__DATA PROVIDED__
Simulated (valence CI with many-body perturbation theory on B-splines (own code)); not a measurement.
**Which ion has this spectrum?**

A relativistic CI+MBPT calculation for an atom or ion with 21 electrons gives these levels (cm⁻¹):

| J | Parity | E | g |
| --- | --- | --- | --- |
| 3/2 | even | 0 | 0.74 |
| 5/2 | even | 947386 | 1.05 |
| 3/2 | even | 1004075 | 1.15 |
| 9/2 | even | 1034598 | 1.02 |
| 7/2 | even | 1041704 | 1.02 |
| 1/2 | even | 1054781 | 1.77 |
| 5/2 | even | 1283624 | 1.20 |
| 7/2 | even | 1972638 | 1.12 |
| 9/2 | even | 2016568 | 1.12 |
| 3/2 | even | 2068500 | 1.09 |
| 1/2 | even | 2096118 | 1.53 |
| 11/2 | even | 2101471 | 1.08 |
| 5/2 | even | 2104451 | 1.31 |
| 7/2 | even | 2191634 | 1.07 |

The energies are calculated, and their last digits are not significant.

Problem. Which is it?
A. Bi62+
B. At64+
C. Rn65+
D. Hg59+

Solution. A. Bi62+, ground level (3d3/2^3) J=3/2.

__REQUIREMENT__
All that is wanted is the stretch of lines above from the one containing "1283624 | 1.20 |" through the one containing "2191634 | 1.07 |", duplicated exactly.

__PROBLEM SOLUTION__
| 5/2 | even | 1283624 | 1.20 |
| 7/2 | even | 1972638 | 1.12 |
| 9/2 | even | 2016568 | 1.12 |
| 3/2 | even | 2068500 | 1.09 |
| 1/2 | even | 2096118 | 1.53 |
| 11/2 | even | 2101471 | 1.08 |
| 5/2 | even | 2104451 | 1.31 |
| 7/2 | even | 2191634 | 1.07 |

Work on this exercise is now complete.